* [Required action]: The response must consist of the lines below from the one with "10 × 10 × 10 |" through the one with "60; ISIF = 3 |", exactly as they appear and with both ends kept.

* [Study material]:
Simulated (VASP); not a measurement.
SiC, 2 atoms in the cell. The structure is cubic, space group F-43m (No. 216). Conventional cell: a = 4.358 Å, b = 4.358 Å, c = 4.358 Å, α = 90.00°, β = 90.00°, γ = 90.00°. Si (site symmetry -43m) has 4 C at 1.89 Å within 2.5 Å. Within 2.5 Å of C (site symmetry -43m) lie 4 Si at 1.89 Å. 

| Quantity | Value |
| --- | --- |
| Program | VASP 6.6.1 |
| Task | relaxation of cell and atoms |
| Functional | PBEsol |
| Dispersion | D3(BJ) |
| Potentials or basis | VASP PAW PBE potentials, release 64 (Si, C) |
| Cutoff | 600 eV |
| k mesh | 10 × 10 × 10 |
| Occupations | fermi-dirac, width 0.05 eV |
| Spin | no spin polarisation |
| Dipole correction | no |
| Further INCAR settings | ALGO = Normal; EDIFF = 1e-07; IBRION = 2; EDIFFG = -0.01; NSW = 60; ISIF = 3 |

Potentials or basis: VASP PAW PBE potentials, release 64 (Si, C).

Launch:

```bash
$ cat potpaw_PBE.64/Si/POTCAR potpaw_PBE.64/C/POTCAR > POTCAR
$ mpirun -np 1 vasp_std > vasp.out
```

* [Exercise result]:
| k mesh | 10 × 10 × 10 |
| Occupations | fermi-dirac, width 0.05 eV |
| Spin | no spin polarisation |
| Dipole correction | no |
| Further INCAR settings | ALGO = Normal; EDIFF = 1e-07; IBRION = 2; EDIFFG = -0.01; NSW = 60; ISIF = 3 |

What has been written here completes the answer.